» **Exercise**
The full set of records must be set down verbatim.

» **Data excerpts**
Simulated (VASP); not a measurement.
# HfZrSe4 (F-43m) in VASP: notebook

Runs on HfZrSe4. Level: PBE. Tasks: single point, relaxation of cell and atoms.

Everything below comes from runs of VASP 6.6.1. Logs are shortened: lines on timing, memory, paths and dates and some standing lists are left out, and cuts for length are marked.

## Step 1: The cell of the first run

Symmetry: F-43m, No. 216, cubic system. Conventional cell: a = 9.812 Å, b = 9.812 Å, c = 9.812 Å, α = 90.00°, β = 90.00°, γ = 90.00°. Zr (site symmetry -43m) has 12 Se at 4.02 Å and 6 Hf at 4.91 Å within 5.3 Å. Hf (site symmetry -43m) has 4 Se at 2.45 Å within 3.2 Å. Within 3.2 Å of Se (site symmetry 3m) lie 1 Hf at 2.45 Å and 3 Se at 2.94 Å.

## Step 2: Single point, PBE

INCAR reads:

» **Response area**
Simulated (VASP); not a measurement.
# HfZrSe4 (F-43m) in VASP: notebook

Runs on HfZrSe4. Level: PBE. Tasks: single point, relaxation of cell and atoms.

Everything below comes from runs of VASP 6.6.1. Logs are shortened: lines on timing, memory, paths and dates and some standing lists are left out, and cuts for length are marked.

## Step 1: The cell of the first run

Symmetry: F-43m, No. 216, cubic system. Conventional cell: a = 9.812 Å, b = 9.812 Å, c = 9.812 Å, α = 90.00°, β = 90.00°, γ = 90.00°. Zr (site symmetry -43m) has 12 Se at 4.02 Å and 6 Hf at 4.91 Å within 5.3 Å. Hf (site symmetry -43m) has 4 Se at 2.45 Å within 3.2 Å. Within 3.2 Å of Se (site symmetry 3m) lie 1 Hf at 2.45 Å and 3 Se at 2.94 Å.

## Step 2: Single point, PBE

INCAR reads:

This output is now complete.